> [Extracted material]:
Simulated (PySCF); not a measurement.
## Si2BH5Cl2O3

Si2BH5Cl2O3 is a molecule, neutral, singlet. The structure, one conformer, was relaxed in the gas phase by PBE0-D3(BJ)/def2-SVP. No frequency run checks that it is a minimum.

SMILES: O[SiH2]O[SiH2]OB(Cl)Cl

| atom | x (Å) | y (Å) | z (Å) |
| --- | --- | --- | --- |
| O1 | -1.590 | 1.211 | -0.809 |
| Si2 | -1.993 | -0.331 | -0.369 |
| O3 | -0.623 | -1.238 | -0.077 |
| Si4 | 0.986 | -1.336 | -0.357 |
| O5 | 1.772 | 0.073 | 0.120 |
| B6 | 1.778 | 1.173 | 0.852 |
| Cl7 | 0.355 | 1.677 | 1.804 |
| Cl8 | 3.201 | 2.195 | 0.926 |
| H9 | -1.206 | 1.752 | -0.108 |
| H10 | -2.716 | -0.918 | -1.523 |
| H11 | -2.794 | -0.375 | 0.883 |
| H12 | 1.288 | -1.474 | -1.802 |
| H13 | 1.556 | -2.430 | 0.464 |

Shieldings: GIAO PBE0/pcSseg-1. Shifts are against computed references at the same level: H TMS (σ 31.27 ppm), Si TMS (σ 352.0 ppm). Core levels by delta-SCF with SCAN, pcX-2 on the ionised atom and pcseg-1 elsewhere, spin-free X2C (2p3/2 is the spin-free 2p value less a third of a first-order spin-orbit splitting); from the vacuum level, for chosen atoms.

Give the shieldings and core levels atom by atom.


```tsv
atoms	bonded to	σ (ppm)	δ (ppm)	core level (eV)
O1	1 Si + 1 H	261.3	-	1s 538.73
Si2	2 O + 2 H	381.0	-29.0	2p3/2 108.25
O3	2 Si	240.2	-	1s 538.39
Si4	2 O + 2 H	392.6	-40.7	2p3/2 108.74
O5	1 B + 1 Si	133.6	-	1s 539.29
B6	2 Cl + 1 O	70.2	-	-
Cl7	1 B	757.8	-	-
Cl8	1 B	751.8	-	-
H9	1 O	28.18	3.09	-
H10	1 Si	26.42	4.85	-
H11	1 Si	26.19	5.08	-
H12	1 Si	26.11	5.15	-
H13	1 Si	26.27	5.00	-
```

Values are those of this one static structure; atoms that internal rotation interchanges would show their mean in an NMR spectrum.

> [Work request]:
Your task is to restate, word for word, only those lines above that fall between the line holding "Si2BH5Cl2O3 is a" and the line holding "-2.430 | 0.464 |", inclusive.

> [Task solution]:
Si2BH5Cl2O3 is a molecule, neutral, singlet. The structure, one conformer, was relaxed in the gas phase by PBE0-D3(BJ)/def2-SVP. No frequency run checks that it is a minimum.

SMILES: O[SiH2]O[SiH2]OB(Cl)Cl

| atom | x (Å) | y (Å) | z (Å) |
| --- | --- | --- | --- |
| O1 | -1.590 | 1.211 | -0.809 |
| Si2 | -1.993 | -0.331 | -0.369 |
| O3 | -0.623 | -1.238 | -0.077 |
| Si4 | 0.986 | -1.336 | -0.357 |
| O5 | 1.772 | 0.073 | 0.120 |
| B6 | 1.778 | 1.173 | 0.852 |
| Cl7 | 0.355 | 1.677 | 1.804 |
| Cl8 | 3.201 | 2.195 | 0.926 |
| H9 | -1.206 | 1.752 | -0.108 |
| H10 | -2.716 | -0.918 | -1.523 |
| H11 | -2.794 | -0.375 | 0.883 |
| H12 | 1.288 | -1.474 | -1.802 |
| H13 | 1.556 | -2.430 | 0.464 |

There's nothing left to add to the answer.